Activity:
When the line with "Two geometries of" appears below, start repeating lines exactly, and keep going through the line with "The calculation used"; add nothing outside that span.

+ + + +

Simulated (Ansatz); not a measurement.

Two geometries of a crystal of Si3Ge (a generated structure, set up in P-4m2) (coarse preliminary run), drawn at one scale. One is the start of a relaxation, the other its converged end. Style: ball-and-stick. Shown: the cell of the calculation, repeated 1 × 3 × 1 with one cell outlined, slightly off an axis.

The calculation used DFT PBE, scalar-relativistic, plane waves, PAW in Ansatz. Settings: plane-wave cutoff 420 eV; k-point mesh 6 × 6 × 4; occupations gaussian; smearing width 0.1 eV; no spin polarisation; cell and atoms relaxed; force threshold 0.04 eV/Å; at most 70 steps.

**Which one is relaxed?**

+ + + +

Answer section:
Two geometries of a crystal of Si3Ge (a generated structure, set up in P-4m2) (coarse preliminary run), drawn at one scale. One is the start of a relaxation, the other its converged end. Style: ball-and-stick. Shown: the cell of the calculation, repeated 1 × 3 × 1 with one cell outlined, slightly off an axis.

The calculation used DFT PBE, scalar-relativistic, plane waves, PAW in Ansatz. Settings: plane-wave cutoff 420 eV; k-point mesh 6 × 6 × 4; occupations gaussian; smearing width 0.1 eV; no spin polarisation; cell and atoms relaxed; force threshold 0.04 eV/Å; at most 70 steps.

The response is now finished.